Work task :: What is needed is an exact copy of all the entries.

Given records ::
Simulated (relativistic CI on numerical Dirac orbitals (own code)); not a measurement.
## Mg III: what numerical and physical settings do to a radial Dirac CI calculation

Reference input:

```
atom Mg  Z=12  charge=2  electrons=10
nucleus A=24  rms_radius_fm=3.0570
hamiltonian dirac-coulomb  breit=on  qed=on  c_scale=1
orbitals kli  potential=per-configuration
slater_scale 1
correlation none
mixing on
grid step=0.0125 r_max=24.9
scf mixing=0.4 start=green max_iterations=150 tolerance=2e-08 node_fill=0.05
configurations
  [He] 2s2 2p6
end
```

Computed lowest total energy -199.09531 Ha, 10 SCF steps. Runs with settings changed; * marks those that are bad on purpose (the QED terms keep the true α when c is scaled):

Exercise solution ::
Simulated (relativistic CI on numerical Dirac orbitals (own code)); not a measurement.
## Mg III: what numerical and physical settings do to a radial Dirac CI calculation

Reference input:

```
atom Mg  Z=12  charge=2  electrons=10
nucleus A=24  rms_radius_fm=3.0570
hamiltonian dirac-coulomb  breit=on  qed=on  c_scale=1
orbitals kli  potential=per-configuration
slater_scale 1
correlation none
mixing on
grid step=0.0125 r_max=24.9
scf mixing=0.4 start=green max_iterations=150 tolerance=2e-08 node_fill=0.05
configurations
  [He] 2s2 2p6
end
```

Computed lowest total energy -199.09531 Ha, 10 SCF steps. Runs with settings changed; * marks those that are bad on purpose (the QED terms keep the true α when c is scaled):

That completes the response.